§ **Exercise**
Transcribe the data exactly, stopping after the "Problem. Why did" line.

§ **Data listing**
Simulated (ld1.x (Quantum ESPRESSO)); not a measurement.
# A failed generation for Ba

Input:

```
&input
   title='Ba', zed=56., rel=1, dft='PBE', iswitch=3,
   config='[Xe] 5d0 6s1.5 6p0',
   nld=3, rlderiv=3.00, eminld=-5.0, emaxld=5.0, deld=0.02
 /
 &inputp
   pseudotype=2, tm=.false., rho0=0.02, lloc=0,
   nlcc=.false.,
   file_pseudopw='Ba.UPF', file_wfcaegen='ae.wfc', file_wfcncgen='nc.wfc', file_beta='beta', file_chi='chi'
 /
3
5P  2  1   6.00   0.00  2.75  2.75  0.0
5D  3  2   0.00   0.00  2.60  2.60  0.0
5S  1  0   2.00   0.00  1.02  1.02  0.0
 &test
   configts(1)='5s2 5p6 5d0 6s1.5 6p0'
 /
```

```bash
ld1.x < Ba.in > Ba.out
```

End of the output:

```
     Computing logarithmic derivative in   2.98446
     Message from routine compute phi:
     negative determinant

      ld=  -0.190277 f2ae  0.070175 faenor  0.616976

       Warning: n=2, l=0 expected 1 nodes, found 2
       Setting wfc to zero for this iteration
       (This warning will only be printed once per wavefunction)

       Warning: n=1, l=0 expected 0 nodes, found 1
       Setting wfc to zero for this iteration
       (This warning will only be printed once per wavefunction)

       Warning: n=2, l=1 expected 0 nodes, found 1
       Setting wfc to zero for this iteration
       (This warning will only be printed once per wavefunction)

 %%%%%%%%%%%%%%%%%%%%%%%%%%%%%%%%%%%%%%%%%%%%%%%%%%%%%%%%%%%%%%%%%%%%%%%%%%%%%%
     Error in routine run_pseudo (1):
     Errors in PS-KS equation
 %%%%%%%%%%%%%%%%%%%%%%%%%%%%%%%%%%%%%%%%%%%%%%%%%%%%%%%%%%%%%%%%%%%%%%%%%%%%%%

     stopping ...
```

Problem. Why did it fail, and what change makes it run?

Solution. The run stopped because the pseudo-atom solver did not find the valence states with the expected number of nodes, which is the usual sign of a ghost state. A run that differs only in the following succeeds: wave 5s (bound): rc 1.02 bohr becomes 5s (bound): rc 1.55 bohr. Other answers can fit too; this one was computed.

§ **Response box**
Simulated (ld1.x (Quantum ESPRESSO)); not a measurement.
# A failed generation for Ba

Input:

```
&input
   title='Ba', zed=56., rel=1, dft='PBE', iswitch=3,
   config='[Xe] 5d0 6s1.5 6p0',
   nld=3, rlderiv=3.00, eminld=-5.0, emaxld=5.0, deld=0.02
 /
 &inputp
   pseudotype=2, tm=.false., rho0=0.02, lloc=0,
   nlcc=.false.,
   file_pseudopw='Ba.UPF', file_wfcaegen='ae.wfc', file_wfcncgen='nc.wfc', file_beta='beta', file_chi='chi'
 /
3
5P  2  1   6.00   0.00  2.75  2.75  0.0
5D  3  2   0.00   0.00  2.60  2.60  0.0
5S  1  0   2.00   0.00  1.02  1.02  0.0
 &test
   configts(1)='5s2 5p6 5d0 6s1.5 6p0'
 /
```

```bash
ld1.x < Ba.in > Ba.out
```

End of the output:

```
     Computing logarithmic derivative in   2.98446
     Message from routine compute phi:
     negative determinant

      ld=  -0.190277 f2ae  0.070175 faenor  0.616976

       Warning: n=2, l=0 expected 1 nodes, found 2
       Setting wfc to zero for this iteration
       (This warning will only be printed once per wavefunction)

       Warning: n=1, l=0 expected 0 nodes, found 1
       Setting wfc to zero for this iteration
       (This warning will only be printed once per wavefunction)

       Warning: n=2, l=1 expected 0 nodes, found 1
       Setting wfc to zero for this iteration
       (This warning will only be printed once per wavefunction)

 %%%%%%%%%%%%%%%%%%%%%%%%%%%%%%%%%%%%%%%%%%%%%%%%%%%%%%%%%%%%%%%%%%%%%%%%%%%%%%
     Error in routine run_pseudo (1):
     Errors in PS-KS equation
 %%%%%%%%%%%%%%%%%%%%%%%%%%%%%%%%%%%%%%%%%%%%%%%%%%%%%%%%%%%%%%%%%%%%%%%%%%%%%%

     stopping ...
```

Problem. Why did it fail, and what change makes it run?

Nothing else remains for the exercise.